Information supplied:
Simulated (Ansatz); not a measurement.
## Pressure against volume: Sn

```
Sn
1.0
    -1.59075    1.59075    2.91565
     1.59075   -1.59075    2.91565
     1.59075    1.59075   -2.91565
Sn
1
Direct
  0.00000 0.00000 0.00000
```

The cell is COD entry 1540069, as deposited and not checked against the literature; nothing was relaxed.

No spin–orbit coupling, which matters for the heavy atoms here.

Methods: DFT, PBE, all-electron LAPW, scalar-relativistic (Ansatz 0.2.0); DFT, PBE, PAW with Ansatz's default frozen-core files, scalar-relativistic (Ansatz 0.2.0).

Task item: Restate the records in full, keeping every word as it is.

Written reply:
Simulated (Ansatz); not a measurement.
## Pressure against volume: Sn

```
Sn
1.0
    -1.59075    1.59075    2.91565
     1.59075   -1.59075    2.91565
     1.59075    1.59075   -2.91565
Sn
1
Direct
  0.00000 0.00000 0.00000
```

The cell is COD entry 1540069, as deposited and not checked against the literature; nothing was relaxed.

No spin–orbit coupling, which matters for the heavy atoms here.

Methods: DFT, PBE, all-electron LAPW, scalar-relativistic (Ansatz 0.2.0); DFT, PBE, PAW with Ansatz's default frozen-core files, scalar-relativistic (Ansatz 0.2.0).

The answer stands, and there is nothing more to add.